Extract exactly those lines that lie between the start of the material and the line with "### Question", including both boundary lines and no others.

================================

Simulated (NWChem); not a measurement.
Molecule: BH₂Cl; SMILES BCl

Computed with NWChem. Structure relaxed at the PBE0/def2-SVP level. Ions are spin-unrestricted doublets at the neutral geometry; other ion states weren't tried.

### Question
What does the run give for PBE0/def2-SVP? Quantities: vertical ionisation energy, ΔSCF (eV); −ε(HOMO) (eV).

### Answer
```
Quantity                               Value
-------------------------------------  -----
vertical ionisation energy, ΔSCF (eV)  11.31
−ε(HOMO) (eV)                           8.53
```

================================

[WORKED SOLUTION]
Simulated (NWChem); not a measurement.
Molecule: BH₂Cl; SMILES BCl

Computed with NWChem. Structure relaxed at the PBE0/def2-SVP level. Ions are spin-unrestricted doublets at the neutral geometry; other ion states weren't tried.

### Question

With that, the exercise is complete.